→ **Work instruction**: Repeat word for word the opening stretch of the entries, from the first line through the line containing "Q: Where does the relaxation end?".

→ **Information given**:
■ ■ ■ ■ ■

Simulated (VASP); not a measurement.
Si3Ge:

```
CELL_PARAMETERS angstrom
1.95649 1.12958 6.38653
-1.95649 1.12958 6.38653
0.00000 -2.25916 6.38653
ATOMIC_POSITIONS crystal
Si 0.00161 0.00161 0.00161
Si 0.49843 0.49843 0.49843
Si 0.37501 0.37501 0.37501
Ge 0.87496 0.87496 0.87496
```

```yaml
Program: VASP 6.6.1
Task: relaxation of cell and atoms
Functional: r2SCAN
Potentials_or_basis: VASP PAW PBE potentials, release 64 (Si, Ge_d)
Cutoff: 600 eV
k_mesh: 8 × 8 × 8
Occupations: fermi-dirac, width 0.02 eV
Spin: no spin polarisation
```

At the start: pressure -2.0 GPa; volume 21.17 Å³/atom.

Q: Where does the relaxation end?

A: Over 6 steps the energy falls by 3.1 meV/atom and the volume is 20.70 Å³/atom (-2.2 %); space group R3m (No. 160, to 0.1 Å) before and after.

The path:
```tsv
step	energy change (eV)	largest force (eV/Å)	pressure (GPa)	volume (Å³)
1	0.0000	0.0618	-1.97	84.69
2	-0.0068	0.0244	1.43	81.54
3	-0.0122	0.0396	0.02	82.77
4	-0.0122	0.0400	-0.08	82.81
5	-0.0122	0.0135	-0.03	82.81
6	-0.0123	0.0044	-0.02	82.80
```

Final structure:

■ ■ ■ ■ ■

→ **Exercise answer**:
Simulated (VASP); not a measurement.
Si3Ge:

```
CELL_PARAMETERS angstrom
1.95649 1.12958 6.38653
-1.95649 1.12958 6.38653
0.00000 -2.25916 6.38653
ATOMIC_POSITIONS crystal
Si 0.00161 0.00161 0.00161
Si 0.49843 0.49843 0.49843
Si 0.37501 0.37501 0.37501
Ge 0.87496 0.87496 0.87496
```

```yaml
Program: VASP 6.6.1
Task: relaxation of cell and atoms
Functional: r2SCAN
Potentials_or_basis: VASP PAW PBE potentials, release 64 (Si, Ge_d)
Cutoff: 600 eV
k_mesh: 8 × 8 × 8
Occupations: fermi-dirac, width 0.02 eV
Spin: no spin polarisation
```

At the start: pressure -2.0 GPa; volume 21.17 Å³/atom.

Q: Where does the relaxation end?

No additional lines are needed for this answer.